## Requirement
Restate the whole listing word for word, missing no line.

───── Excerpted data ─────

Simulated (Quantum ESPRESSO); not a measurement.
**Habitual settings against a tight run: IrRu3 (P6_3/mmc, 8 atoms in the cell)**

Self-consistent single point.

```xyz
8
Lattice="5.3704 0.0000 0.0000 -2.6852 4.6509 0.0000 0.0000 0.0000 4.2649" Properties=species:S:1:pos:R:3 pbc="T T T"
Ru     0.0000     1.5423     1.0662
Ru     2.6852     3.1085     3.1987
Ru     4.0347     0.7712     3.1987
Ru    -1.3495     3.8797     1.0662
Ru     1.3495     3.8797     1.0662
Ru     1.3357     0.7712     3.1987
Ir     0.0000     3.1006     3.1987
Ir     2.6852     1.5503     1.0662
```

─────

## Expected answer
Simulated (Quantum ESPRESSO); not a measurement.
**Habitual settings against a tight run: IrRu3 (P6_3/mmc, 8 atoms in the cell)**

Self-consistent single point.

```xyz
8
Lattice="5.3704 0.0000 0.0000 -2.6852 4.6509 0.0000 0.0000 0.0000 4.2649" Properties=species:S:1:pos:R:3 pbc="T T T"
Ru     0.0000     1.5423     1.0662
Ru     2.6852     3.1085     3.1987
Ru     4.0347     0.7712     3.1987
Ru    -1.3495     3.8797     1.0662
Ru     1.3495     3.8797     1.0662
Ru     1.3357     0.7712     3.1987
Ir     0.0000     3.1006     3.1987
Ir     2.6852     1.5503     1.0662
```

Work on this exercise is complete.